### Source data:
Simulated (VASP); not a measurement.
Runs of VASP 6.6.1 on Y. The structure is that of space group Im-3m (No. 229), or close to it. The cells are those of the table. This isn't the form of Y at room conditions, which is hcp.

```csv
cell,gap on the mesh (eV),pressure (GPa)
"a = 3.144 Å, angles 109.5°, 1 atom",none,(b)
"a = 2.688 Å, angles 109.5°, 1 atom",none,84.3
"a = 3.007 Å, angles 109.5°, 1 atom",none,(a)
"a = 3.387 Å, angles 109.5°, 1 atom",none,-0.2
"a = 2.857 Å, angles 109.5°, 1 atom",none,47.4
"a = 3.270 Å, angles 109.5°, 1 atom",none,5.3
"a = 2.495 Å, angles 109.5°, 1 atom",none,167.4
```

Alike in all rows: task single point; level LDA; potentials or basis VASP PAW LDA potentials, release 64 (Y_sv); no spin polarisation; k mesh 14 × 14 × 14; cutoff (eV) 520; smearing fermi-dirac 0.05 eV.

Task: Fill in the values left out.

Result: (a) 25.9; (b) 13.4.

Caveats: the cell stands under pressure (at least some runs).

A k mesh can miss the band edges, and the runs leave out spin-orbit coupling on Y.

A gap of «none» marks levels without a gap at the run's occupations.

### Required action:
Starting with the first line of the listing, output each line exactly until you have included the one containing "A k mesh can".

### Exercise answer:
Simulated (VASP); not a measurement.
Runs of VASP 6.6.1 on Y. The structure is that of space group Im-3m (No. 229), or close to it. The cells are those of the table. This isn't the form of Y at room conditions, which is hcp.

```csv
cell,gap on the mesh (eV),pressure (GPa)
"a = 3.144 Å, angles 109.5°, 1 atom",none,(b)
"a = 2.688 Å, angles 109.5°, 1 atom",none,84.3
"a = 3.007 Å, angles 109.5°, 1 atom",none,(a)
"a = 3.387 Å, angles 109.5°, 1 atom",none,-0.2
"a = 2.857 Å, angles 109.5°, 1 atom",none,47.4
"a = 3.270 Å, angles 109.5°, 1 atom",none,5.3
"a = 2.495 Å, angles 109.5°, 1 atom",none,167.4
```

Alike in all rows: task single point; level LDA; potentials or basis VASP PAW LDA potentials, release 64 (Y_sv); no spin polarisation; k mesh 14 × 14 × 14; cutoff (eV) 520; smearing fermi-dirac 0.05 eV.

Task: Fill in the values left out.

Result: (a) 25.9; (b) 13.4.

Caveats: the cell stands under pressure (at least some runs).

A k mesh can miss the band edges, and the runs leave out spin-orbit coupling on Y.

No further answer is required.